- - - - -

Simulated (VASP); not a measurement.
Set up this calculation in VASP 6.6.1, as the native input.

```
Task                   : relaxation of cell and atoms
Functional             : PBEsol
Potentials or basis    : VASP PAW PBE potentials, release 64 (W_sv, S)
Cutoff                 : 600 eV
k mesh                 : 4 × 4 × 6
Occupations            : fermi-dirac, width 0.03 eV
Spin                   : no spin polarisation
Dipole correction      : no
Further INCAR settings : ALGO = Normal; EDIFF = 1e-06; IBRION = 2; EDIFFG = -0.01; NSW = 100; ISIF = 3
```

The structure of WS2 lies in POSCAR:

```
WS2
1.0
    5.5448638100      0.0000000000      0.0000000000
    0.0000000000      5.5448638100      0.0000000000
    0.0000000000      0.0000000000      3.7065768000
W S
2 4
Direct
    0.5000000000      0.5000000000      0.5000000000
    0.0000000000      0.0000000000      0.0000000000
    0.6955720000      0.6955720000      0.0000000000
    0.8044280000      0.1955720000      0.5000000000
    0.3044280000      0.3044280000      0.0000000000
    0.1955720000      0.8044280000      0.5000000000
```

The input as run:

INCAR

- - - - -

Required action
Every line of the material must be returned exactly as it appears.

Answer space
Simulated (VASP); not a measurement.
Set up this calculation in VASP 6.6.1, as the native input.

```
Task                   : relaxation of cell and atoms
Functional             : PBEsol
Potentials or basis    : VASP PAW PBE potentials, release 64 (W_sv, S)
Cutoff                 : 600 eV
k mesh                 : 4 × 4 × 6
Occupations            : fermi-dirac, width 0.03 eV
Spin                   : no spin polarisation
Dipole correction      : no
Further INCAR settings : ALGO = Normal; EDIFF = 1e-06; IBRION = 2; EDIFFG = -0.01; NSW = 100; ISIF = 3
```

The structure of WS2 lies in POSCAR:

```
WS2
1.0
    5.5448638100      0.0000000000      0.0000000000
    0.0000000000      5.5448638100      0.0000000000
    0.0000000000      0.0000000000      3.7065768000
W S
2 4
Direct
    0.5000000000      0.5000000000      0.5000000000
    0.0000000000      0.0000000000      0.0000000000
    0.6955720000      0.6955720000      0.0000000000
    0.8044280000      0.1955720000      0.5000000000
    0.3044280000      0.3044280000      0.0000000000
    0.1955720000      0.8044280000      0.5000000000
```

The input as run:

INCAR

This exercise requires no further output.